**Work request**:
Repeat only the lines running from the beginning of the material through the line that contains "- Starting moments: [2.8, 2.8, 2.8, 0.0] μB".

[[ Data extract open ]]

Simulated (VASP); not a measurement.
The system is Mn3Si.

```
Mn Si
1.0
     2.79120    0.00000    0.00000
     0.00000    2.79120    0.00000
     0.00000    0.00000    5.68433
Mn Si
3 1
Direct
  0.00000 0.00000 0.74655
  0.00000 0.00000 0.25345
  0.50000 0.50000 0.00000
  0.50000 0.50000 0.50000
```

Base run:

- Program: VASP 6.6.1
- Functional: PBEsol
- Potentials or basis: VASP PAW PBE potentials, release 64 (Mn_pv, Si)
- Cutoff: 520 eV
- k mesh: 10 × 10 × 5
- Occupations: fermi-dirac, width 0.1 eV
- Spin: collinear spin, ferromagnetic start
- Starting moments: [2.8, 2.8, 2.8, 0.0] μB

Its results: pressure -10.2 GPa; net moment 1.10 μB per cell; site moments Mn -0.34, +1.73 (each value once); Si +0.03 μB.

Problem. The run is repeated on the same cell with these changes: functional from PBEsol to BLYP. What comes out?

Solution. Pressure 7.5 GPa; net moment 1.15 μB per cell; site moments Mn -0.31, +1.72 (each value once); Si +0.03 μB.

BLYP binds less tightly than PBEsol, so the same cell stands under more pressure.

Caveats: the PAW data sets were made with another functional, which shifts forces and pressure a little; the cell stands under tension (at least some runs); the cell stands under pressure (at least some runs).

[[ Data extract closed ]]

**Reply**:
Simulated (VASP); not a measurement.
The system is Mn3Si.

```
Mn Si
1.0
     2.79120    0.00000    0.00000
     0.00000    2.79120    0.00000
     0.00000    0.00000    5.68433
Mn Si
3 1
Direct
  0.00000 0.00000 0.74655
  0.00000 0.00000 0.25345
  0.50000 0.50000 0.00000
  0.50000 0.50000 0.50000
```

Base run:

- Program: VASP 6.6.1
- Functional: PBEsol
- Potentials or basis: VASP PAW PBE potentials, release 64 (Mn_pv, Si)
- Cutoff: 520 eV
- k mesh: 10 × 10 × 5
- Occupations: fermi-dirac, width 0.1 eV
- Spin: collinear spin, ferromagnetic start
- Starting moments: [2.8, 2.8, 2.8, 0.0] μB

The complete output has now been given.